#### [WORK INSTRUCTION]
Your answer should be an exact copy of the lines from the start of the entries to the line containing "Runs of VASP", both included.

[RECORDS PROVIDED Boundary: Start]

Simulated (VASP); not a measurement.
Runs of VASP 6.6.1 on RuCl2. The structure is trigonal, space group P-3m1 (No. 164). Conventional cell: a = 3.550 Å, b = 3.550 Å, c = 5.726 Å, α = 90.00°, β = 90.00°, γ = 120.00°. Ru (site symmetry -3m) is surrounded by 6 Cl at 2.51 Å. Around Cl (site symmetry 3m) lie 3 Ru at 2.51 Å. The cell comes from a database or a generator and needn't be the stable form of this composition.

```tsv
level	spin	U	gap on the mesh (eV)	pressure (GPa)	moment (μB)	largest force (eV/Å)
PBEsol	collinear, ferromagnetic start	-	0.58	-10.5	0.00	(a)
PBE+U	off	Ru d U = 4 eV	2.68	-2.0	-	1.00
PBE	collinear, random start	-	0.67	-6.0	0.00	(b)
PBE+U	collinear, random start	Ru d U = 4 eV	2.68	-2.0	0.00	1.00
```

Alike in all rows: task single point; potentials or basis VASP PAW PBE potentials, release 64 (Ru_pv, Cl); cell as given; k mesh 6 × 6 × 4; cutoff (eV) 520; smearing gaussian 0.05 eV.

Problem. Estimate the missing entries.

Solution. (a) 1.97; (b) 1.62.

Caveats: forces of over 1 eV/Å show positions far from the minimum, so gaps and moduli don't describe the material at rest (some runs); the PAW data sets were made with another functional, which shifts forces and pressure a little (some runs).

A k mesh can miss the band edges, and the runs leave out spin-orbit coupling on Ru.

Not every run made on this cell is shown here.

[RECORDS PROVIDED Boundary: End]

#### [WORKED SOLUTION]
Simulated (VASP); not a measurement.
Runs of VASP 6.6.1 on RuCl2. The structure is trigonal, space group P-3m1 (No. 164). Conventional cell: a = 3.550 Å, b = 3.550 Å, c = 5.726 Å, α = 90.00°, β = 90.00°, γ = 120.00°. Ru (site symmetry -3m) is surrounded by 6 Cl at 2.51 Å. Around Cl (site symmetry 3m) lie 3 Ru at 2.51 Å. The cell comes from a database or a generator and needn't be the stable form of this composition.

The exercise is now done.